### Brief:
After locating "Structure used (GFN2-xTB), in" in the listing below, copy that line and each one after it exactly, ending with the line that has "Level: PBE0/pcSseg-1 (PySCF, non-relativistic);".

□ □ □ □ □

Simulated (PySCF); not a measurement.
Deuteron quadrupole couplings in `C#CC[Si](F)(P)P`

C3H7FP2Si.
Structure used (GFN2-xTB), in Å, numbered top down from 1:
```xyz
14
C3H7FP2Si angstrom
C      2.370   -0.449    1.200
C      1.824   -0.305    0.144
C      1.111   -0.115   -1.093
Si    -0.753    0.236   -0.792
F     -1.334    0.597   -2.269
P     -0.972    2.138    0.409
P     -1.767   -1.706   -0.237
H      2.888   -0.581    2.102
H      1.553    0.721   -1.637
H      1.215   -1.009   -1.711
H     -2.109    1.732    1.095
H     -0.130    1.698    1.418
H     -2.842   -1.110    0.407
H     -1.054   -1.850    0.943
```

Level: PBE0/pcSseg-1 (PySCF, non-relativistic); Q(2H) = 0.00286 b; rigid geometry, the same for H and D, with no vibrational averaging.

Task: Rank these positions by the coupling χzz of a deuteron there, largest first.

□ □ □ □ □

### Task output:
Structure used (GFN2-xTB), in Å, numbered top down from 1:
```xyz
14
C3H7FP2Si angstrom
C      2.370   -0.449    1.200
C      1.824   -0.305    0.144
C      1.111   -0.115   -1.093
Si    -0.753    0.236   -0.792
F     -1.334    0.597   -2.269
P     -0.972    2.138    0.409
P     -1.767   -1.706   -0.237
H      2.888   -0.581    2.102
H      1.553    0.721   -1.637
H      1.215   -1.009   -1.711
H     -2.109    1.732    1.095
H     -0.130    1.698    1.418
H     -2.842   -1.110    0.407
H     -1.054   -1.850    0.943
```

Level: PBE0/pcSseg-1 (PySCF, non-relativistic); Q(2H) = 0.00286 b; rigid geometry, the same for H and D, with no vibrational averaging.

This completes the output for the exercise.